■ EXERCISE:
The records are to be reproduced verbatim.

■ RECORDED INFORMATION:
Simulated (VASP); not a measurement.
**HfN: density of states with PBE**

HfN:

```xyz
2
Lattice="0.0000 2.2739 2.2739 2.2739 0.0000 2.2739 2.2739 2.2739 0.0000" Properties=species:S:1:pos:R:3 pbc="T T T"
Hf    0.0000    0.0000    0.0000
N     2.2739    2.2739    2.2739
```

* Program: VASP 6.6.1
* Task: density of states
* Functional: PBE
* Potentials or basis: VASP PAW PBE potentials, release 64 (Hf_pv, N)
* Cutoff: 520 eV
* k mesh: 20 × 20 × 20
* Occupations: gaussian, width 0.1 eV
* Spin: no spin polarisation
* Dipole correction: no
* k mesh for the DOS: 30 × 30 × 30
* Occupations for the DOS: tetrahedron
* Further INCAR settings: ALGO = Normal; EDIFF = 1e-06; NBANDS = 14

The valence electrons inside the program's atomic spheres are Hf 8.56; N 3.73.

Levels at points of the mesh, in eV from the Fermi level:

■ ANSWER BOX:
Simulated (VASP); not a measurement.
**HfN: density of states with PBE**

HfN:

```xyz
2
Lattice="0.0000 2.2739 2.2739 2.2739 0.0000 2.2739 2.2739 2.2739 0.0000" Properties=species:S:1:pos:R:3 pbc="T T T"
Hf    0.0000    0.0000    0.0000
N     2.2739    2.2739    2.2739
```

* Program: VASP 6.6.1
* Task: density of states
* Functional: PBE
* Potentials or basis: VASP PAW PBE potentials, release 64 (Hf_pv, N)
* Cutoff: 520 eV
* k mesh: 20 × 20 × 20
* Occupations: gaussian, width 0.1 eV
* Spin: no spin polarisation
* Dipole correction: no
* k mesh for the DOS: 30 × 30 × 30
* Occupations for the DOS: tetrahedron
* Further INCAR settings: ALGO = Normal; EDIFF = 1e-06; NBANDS = 14

The valence electrons inside the program's atomic spheres are Hf 8.56; N 3.73.

Levels at points of the mesh, in eV from the Fermi level:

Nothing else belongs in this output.